──────── SOURCE DATA ────────
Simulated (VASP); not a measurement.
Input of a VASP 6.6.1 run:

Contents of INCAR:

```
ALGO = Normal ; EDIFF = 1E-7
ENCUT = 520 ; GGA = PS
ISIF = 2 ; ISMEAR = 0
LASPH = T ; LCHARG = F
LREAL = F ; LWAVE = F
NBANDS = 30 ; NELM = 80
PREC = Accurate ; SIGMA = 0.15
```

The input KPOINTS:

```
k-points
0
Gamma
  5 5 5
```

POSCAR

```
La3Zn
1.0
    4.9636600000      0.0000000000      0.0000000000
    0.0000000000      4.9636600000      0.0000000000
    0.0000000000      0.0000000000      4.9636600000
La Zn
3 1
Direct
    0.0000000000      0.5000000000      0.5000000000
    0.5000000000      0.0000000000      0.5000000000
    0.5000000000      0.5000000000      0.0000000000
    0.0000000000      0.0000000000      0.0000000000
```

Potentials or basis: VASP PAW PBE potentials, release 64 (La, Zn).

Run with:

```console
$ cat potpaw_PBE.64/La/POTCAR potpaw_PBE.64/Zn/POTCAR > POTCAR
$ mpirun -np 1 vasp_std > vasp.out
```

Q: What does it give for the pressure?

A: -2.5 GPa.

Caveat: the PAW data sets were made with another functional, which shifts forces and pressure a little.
────────

Exactly as shown above, return all of the entries.

EXERCISE SOLUTION -
Simulated (VASP); not a measurement.
Input of a VASP 6.6.1 run:

Contents of INCAR:

```
ALGO = Normal ; EDIFF = 1E-7
ENCUT = 520 ; GGA = PS
ISIF = 2 ; ISMEAR = 0
LASPH = T ; LCHARG = F
LREAL = F ; LWAVE = F
NBANDS = 30 ; NELM = 80
PREC = Accurate ; SIGMA = 0.15
```

The input KPOINTS:

```
k-points
0
Gamma
  5 5 5
```

POSCAR

```
La3Zn
1.0
    4.9636600000      0.0000000000      0.0000000000
    0.0000000000      4.9636600000      0.0000000000
    0.0000000000      0.0000000000      4.9636600000
La Zn
3 1
Direct
    0.0000000000      0.5000000000      0.5000000000
    0.5000000000      0.0000000000      0.5000000000
    0.5000000000      0.5000000000      0.0000000000
    0.0000000000      0.0000000000      0.0000000000
```

Potentials or basis: VASP PAW PBE potentials, release 64 (La, Zn).

Run with:

```console
$ cat potpaw_PBE.64/La/POTCAR potpaw_PBE.64/Zn/POTCAR > POTCAR
$ mpirun -np 1 vasp_std > vasp.out
```

Q: What does it give for the pressure?

A: -2.5 GPa.

Caveat: the PAW data sets were made with another functional, which shifts forces and pressure a little.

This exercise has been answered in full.